※

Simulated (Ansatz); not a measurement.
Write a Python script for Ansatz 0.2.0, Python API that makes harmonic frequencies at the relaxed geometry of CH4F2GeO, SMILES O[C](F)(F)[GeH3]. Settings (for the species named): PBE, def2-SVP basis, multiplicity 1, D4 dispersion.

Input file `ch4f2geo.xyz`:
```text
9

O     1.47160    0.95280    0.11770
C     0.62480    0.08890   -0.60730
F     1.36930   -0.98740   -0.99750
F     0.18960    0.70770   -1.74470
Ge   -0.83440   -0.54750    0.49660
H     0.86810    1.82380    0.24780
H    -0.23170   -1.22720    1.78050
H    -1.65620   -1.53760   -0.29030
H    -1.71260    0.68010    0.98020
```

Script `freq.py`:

※

◆ **Activity**: The lines running from the start of the data through the one that contains "Write a Python" should be reproduced exactly, and only those.

◆ **Reply**:
Simulated (Ansatz); not a measurement.
Write a Python script for Ansatz 0.2.0, Python API that makes harmonic frequencies at the relaxed geometry of CH4F2GeO, SMILES O[C](F)(F)[GeH3]. Settings (for the species named): PBE, def2-SVP basis, multiplicity 1, D4 dispersion.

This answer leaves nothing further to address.